**SOURCE INFORMATION**
★ ★ ★ ★ ★

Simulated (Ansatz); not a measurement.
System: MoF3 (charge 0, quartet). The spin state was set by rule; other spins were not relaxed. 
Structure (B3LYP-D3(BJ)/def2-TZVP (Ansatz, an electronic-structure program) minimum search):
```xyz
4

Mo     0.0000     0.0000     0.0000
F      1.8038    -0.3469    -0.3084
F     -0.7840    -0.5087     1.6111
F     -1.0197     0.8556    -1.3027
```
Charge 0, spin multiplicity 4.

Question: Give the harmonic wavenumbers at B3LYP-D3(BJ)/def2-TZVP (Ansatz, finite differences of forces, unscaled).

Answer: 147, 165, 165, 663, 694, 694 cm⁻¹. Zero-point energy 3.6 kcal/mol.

★ ★ ★ ★ ★

Make an exact transcription of all the records.

**ANSWER BOX**
Simulated (Ansatz); not a measurement.
System: MoF3 (charge 0, quartet). The spin state was set by rule; other spins were not relaxed. 
Structure (B3LYP-D3(BJ)/def2-TZVP (Ansatz, an electronic-structure program) minimum search):
```xyz
4

Mo     0.0000     0.0000     0.0000
F      1.8038    -0.3469    -0.3084
F     -0.7840    -0.5087     1.6111
F     -1.0197     0.8556    -1.3027
```
Charge 0, spin multiplicity 4.

Question: Give the harmonic wavenumbers at B3LYP-D3(BJ)/def2-TZVP (Ansatz, finite differences of forces, unscaled).

Answer: 147, 165, 165, 663, 694, 694 cm⁻¹. Zero-point energy 3.6 kcal/mol.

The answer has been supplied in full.